(Brief) From the opening line of the records through the line bearing "Worked from these", set down every line exactly.

(Record set)
-- -- --

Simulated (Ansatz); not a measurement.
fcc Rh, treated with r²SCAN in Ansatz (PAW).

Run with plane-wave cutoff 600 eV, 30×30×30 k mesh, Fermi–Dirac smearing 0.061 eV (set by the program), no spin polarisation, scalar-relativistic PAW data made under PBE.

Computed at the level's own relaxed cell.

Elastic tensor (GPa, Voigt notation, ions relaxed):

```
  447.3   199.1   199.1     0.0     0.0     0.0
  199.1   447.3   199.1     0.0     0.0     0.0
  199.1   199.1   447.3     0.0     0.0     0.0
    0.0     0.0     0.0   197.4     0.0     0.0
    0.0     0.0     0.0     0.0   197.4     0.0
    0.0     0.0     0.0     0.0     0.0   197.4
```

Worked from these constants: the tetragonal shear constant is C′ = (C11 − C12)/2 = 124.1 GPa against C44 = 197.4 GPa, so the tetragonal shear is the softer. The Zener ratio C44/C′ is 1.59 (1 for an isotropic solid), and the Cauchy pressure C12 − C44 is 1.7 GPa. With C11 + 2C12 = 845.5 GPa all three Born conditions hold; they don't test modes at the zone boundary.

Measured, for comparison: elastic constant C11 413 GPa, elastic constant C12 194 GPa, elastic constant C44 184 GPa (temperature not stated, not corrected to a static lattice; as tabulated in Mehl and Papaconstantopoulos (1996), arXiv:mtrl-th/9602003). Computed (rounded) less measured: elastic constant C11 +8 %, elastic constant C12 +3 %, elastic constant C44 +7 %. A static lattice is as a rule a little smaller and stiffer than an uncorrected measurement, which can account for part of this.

-- -- --

(Exercise solution)
Simulated (Ansatz); not a measurement.
fcc Rh, treated with r²SCAN in Ansatz (PAW).

Run with plane-wave cutoff 600 eV, 30×30×30 k mesh, Fermi–Dirac smearing 0.061 eV (set by the program), no spin polarisation, scalar-relativistic PAW data made under PBE.

Computed at the level's own relaxed cell.

Elastic tensor (GPa, Voigt notation, ions relaxed):

```
  447.3   199.1   199.1     0.0     0.0     0.0
  199.1   447.3   199.1     0.0     0.0     0.0
  199.1   199.1   447.3     0.0     0.0     0.0
    0.0     0.0     0.0   197.4     0.0     0.0
    0.0     0.0     0.0     0.0   197.4     0.0
    0.0     0.0     0.0     0.0     0.0   197.4
```

Worked from these constants: the tetragonal shear constant is C′ = (C11 − C12)/2 = 124.1 GPa against C44 = 197.4 GPa, so the tetragonal shear is the softer. The Zener ratio C44/C′ is 1.59 (1 for an isotropic solid), and the Cauchy pressure C12 − C44 is 1.7 GPa. With C11 + 2C12 = 845.5 GPa all three Born conditions hold; they don't test modes at the zone boundary.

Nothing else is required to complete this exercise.